| EXERCISE |
Word for word, give the listing below again.

==================================================
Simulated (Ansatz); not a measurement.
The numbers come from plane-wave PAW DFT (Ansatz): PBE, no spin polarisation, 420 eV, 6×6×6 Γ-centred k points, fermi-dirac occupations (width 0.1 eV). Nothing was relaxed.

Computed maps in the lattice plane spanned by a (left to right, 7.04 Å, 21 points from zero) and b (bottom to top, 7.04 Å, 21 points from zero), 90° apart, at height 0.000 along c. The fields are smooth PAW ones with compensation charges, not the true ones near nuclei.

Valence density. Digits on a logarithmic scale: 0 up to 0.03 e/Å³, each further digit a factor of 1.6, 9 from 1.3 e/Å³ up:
==================================================

| EXERCISE ANSWER |
Simulated (Ansatz); not a measurement.
The numbers come from plane-wave PAW DFT (Ansatz): PBE, no spin polarisation, 420 eV, 6×6×6 Γ-centred k points, fermi-dirac occupations (width 0.1 eV). Nothing was relaxed.

Computed maps in the lattice plane spanned by a (left to right, 7.04 Å, 21 points from zero) and b (bottom to top, 7.04 Å, 21 points from zero), 90° apart, at height 0.000 along c. The fields are smooth PAW ones with compensation charges, not the true ones near nuclei.

Valence density. Digits on a logarithmic scale: 0 up to 0.03 e/Å³, each further digit a factor of 1.6, 9 from 1.3 e/Å³ up:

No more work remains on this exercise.